DATA EXTRACTS:
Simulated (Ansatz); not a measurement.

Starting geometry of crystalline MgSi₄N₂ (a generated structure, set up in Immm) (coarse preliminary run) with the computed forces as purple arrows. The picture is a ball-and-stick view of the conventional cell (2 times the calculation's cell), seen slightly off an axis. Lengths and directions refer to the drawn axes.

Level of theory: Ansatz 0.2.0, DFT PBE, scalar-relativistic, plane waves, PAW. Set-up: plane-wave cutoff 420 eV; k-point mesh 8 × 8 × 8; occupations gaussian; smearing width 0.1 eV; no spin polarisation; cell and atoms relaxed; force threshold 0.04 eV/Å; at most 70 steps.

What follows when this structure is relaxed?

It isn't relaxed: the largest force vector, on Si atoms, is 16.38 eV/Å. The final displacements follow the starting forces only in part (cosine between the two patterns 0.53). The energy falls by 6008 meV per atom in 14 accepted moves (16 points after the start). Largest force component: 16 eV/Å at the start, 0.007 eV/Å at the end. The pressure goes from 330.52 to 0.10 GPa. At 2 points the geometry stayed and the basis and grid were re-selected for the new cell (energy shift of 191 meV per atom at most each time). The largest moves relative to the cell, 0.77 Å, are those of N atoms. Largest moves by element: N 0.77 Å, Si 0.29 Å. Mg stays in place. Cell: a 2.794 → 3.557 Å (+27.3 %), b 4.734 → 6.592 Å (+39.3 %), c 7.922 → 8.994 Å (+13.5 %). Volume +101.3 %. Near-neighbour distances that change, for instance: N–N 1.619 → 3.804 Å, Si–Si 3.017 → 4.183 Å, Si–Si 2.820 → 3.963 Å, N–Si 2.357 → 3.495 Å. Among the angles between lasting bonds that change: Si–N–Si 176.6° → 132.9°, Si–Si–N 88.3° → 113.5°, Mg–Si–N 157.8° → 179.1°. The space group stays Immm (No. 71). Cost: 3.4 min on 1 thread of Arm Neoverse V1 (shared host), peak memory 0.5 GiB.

EXERCISE: Stopping at the line containing "Starting geometry of", please repeat exactly every line from the very start of the entries, that line included, and nothing more.

RESULT:
Simulated (Ansatz); not a measurement.

Starting geometry of crystalline MgSi₄N₂ (a generated structure, set up in Immm) (coarse preliminary run) with the computed forces as purple arrows. The picture is a ball-and-stick view of the conventional cell (2 times the calculation's cell), seen slightly off an axis. Lengths and directions refer to the drawn axes.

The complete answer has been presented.